PROVIDED MATERIAL:
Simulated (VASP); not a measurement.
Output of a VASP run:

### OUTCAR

REQUIRED ACTION:
Word for word, retype all of the material.

ANSWER SECTION:
Simulated (VASP); not a measurement.
Output of a VASP run:

### OUTCAR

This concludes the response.